### WORK ITEM
All lines from the opening of the entries below through the line containing "Q: Which atom is the partner?" must be output exactly as they appear, with no other lines.

-- EXTRACTED ENTRIES follows --

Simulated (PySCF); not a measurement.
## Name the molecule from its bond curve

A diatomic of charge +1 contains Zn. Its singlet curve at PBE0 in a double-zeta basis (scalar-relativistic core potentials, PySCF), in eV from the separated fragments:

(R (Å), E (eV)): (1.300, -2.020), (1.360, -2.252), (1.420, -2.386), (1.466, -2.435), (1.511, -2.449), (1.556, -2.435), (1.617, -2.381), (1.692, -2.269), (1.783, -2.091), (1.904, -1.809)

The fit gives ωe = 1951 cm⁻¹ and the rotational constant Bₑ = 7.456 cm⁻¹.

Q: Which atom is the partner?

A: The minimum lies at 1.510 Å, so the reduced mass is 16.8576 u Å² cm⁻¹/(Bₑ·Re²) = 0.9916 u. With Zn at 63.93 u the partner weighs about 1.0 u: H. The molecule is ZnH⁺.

-- EXTRACTED ENTRIES concluded --

### EXERCISE RESULT
Simulated (PySCF); not a measurement.
## Name the molecule from its bond curve

A diatomic of charge +1 contains Zn. Its singlet curve at PBE0 in a double-zeta basis (scalar-relativistic core potentials, PySCF), in eV from the separated fragments:

(R (Å), E (eV)): (1.300, -2.020), (1.360, -2.252), (1.420, -2.386), (1.466, -2.435), (1.511, -2.449), (1.556, -2.435), (1.617, -2.381), (1.692, -2.269), (1.783, -2.091), (1.904, -1.809)

The fit gives ωe = 1951 cm⁻¹ and the rotational constant Bₑ = 7.456 cm⁻¹.

Q: Which atom is the partner?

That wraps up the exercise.